== SUPPLIED DATA ==
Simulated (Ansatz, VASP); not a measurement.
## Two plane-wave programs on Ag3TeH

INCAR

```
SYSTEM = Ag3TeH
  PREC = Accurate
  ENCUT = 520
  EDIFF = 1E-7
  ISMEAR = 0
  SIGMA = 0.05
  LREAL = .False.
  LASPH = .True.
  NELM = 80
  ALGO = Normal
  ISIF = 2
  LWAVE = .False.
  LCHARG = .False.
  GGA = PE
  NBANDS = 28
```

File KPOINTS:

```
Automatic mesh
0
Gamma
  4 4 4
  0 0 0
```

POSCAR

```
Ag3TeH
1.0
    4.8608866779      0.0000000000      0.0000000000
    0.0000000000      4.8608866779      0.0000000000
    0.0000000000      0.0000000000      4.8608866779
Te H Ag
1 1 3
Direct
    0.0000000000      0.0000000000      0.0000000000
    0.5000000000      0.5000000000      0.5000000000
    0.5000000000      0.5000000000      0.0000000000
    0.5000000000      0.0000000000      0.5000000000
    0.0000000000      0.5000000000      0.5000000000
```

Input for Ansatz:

== EXERCISE ==
Restate every entry above exactly as it stands.

== RESPONSE ==
Simulated (Ansatz, VASP); not a measurement.
## Two plane-wave programs on Ag3TeH

INCAR

```
SYSTEM = Ag3TeH
  PREC = Accurate
  ENCUT = 520
  EDIFF = 1E-7
  ISMEAR = 0
  SIGMA = 0.05
  LREAL = .False.
  LASPH = .True.
  NELM = 80
  ALGO = Normal
  ISIF = 2
  LWAVE = .False.
  LCHARG = .False.
  GGA = PE
  NBANDS = 28
```

File KPOINTS:

```
Automatic mesh
0
Gamma
  4 4 4
  0 0 0
```

POSCAR

```
Ag3TeH
1.0
    4.8608866779      0.0000000000      0.0000000000
    0.0000000000      4.8608866779      0.0000000000
    0.0000000000      0.0000000000      4.8608866779
Te H Ag
1 1 3
Direct
    0.0000000000      0.0000000000      0.0000000000
    0.5000000000      0.5000000000      0.5000000000
    0.5000000000      0.5000000000      0.0000000000
    0.5000000000      0.0000000000      0.5000000000
    0.0000000000      0.5000000000      0.5000000000
```

Input for Ansatz:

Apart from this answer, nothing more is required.